WORK INSTRUCTION:
In the entries below, find the line containing "No solid was allowed to form." and the line containing "A: Zn+2 73 %, ZnCl+". Copy those two lines and everything between them exactly, and only that.

DATA PROVIDED:
══════════════════════════════
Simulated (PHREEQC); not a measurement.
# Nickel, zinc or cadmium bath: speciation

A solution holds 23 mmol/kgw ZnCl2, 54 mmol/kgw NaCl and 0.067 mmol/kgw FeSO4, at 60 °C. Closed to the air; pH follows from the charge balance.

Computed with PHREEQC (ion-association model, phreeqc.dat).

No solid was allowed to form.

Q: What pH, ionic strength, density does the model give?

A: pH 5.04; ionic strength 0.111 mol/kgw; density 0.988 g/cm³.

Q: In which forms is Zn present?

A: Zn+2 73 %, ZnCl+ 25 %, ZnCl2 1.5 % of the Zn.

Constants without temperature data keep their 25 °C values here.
══════════════════════════════

EXERCISE RESULT:
No solid was allowed to form.

Q: What pH, ionic strength, density does the model give?

A: pH 5.04; ionic strength 0.111 mol/kgw; density 0.988 g/cm³.

Q: In which forms is Zn present?

A: Zn+2 73 %, ZnCl+ 25 %, ZnCl2 1.5 % of the Zn.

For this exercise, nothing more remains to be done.